> [INFORMATION SHOWN]:
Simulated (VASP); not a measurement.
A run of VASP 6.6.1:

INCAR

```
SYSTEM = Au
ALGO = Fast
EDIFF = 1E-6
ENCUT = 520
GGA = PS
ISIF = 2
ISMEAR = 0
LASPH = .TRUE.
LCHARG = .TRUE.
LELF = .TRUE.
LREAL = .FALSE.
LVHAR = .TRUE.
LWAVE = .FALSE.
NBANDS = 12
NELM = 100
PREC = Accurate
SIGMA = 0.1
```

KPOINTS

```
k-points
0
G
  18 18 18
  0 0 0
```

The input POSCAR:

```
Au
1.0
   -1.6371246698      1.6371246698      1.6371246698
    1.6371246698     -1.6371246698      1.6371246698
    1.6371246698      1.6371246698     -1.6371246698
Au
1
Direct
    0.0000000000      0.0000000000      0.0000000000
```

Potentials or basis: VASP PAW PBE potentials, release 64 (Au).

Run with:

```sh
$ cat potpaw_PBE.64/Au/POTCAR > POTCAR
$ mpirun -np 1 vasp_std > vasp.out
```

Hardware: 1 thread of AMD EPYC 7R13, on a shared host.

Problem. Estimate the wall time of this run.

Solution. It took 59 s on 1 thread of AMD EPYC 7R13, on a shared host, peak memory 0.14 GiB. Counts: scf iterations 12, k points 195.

> [WORK ORDER]:
Having read the entries above, set each one down again exactly.

> [RESPONSE]:
Simulated (VASP); not a measurement.
A run of VASP 6.6.1:

INCAR

```
SYSTEM = Au
ALGO = Fast
EDIFF = 1E-6
ENCUT = 520
GGA = PS
ISIF = 2
ISMEAR = 0
LASPH = .TRUE.
LCHARG = .TRUE.
LELF = .TRUE.
LREAL = .FALSE.
LVHAR = .TRUE.
LWAVE = .FALSE.
NBANDS = 12
NELM = 100
PREC = Accurate
SIGMA = 0.1
```

KPOINTS

```
k-points
0
G
  18 18 18
  0 0 0
```

The input POSCAR:

```
Au
1.0
   -1.6371246698      1.6371246698      1.6371246698
    1.6371246698     -1.6371246698      1.6371246698
    1.6371246698      1.6371246698     -1.6371246698
Au
1
Direct
    0.0000000000      0.0000000000      0.0000000000
```

Potentials or basis: VASP PAW PBE potentials, release 64 (Au).

Run with:

```sh
$ cat potpaw_PBE.64/Au/POTCAR > POTCAR
$ mpirun -np 1 vasp_std > vasp.out
```

Hardware: 1 thread of AMD EPYC 7R13, on a shared host.

Problem. Estimate the wall time of this run.

Solution. It took 59 s on 1 thread of AMD EPYC 7R13, on a shared host, peak memory 0.14 GiB. Counts: scf iterations 12, k points 195.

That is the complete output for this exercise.